--*--

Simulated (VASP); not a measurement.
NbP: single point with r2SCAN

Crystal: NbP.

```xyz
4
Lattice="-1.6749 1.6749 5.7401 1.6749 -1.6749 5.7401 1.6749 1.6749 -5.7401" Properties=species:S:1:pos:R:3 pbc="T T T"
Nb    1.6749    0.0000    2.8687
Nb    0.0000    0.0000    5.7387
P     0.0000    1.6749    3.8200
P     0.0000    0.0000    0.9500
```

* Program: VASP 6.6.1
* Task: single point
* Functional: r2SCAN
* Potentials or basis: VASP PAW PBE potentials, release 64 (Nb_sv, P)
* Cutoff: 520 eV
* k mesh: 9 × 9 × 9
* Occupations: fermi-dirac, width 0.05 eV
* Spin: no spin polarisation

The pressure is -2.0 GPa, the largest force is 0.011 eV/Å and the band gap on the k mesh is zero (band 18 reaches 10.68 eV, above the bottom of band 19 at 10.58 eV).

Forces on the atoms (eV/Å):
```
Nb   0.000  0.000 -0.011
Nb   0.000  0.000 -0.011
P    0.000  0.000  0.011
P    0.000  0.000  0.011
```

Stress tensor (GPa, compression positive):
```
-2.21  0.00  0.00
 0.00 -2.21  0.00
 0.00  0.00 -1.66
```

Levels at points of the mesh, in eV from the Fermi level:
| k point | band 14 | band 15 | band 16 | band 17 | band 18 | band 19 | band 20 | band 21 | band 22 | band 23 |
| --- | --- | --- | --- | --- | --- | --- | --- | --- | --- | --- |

--*--

Write out the entire listing exactly.

Simulated (VASP); not a measurement.
NbP: single point with r2SCAN

Crystal: NbP.

```xyz
4
Lattice="-1.6749 1.6749 5.7401 1.6749 -1.6749 5.7401 1.6749 1.6749 -5.7401" Properties=species:S:1:pos:R:3 pbc="T T T"
Nb    1.6749    0.0000    2.8687
Nb    0.0000    0.0000    5.7387
P     0.0000    1.6749    3.8200
P     0.0000    0.0000    0.9500
```

* Program: VASP 6.6.1
* Task: single point
* Functional: r2SCAN
* Potentials or basis: VASP PAW PBE potentials, release 64 (Nb_sv, P)
* Cutoff: 520 eV
* k mesh: 9 × 9 × 9
* Occupations: fermi-dirac, width 0.05 eV
* Spin: no spin polarisation

The pressure is -2.0 GPa, the largest force is 0.011 eV/Å and the band gap on the k mesh is zero (band 18 reaches 10.68 eV, above the bottom of band 19 at 10.58 eV).

Forces on the atoms (eV/Å):
```
Nb   0.000  0.000 -0.011
Nb   0.000  0.000 -0.011
P    0.000  0.000  0.011
P    0.000  0.000  0.011
```

Stress tensor (GPa, compression positive):
```
-2.21  0.00  0.00
 0.00 -2.21  0.00
 0.00  0.00 -1.66
```

Levels at points of the mesh, in eV from the Fermi level:
| k point | band 14 | band 15 | band 16 | band 17 | band 18 | band 19 | band 20 | band 21 | band 22 | band 23 |
| --- | --- | --- | --- | --- | --- | --- | --- | --- | --- | --- |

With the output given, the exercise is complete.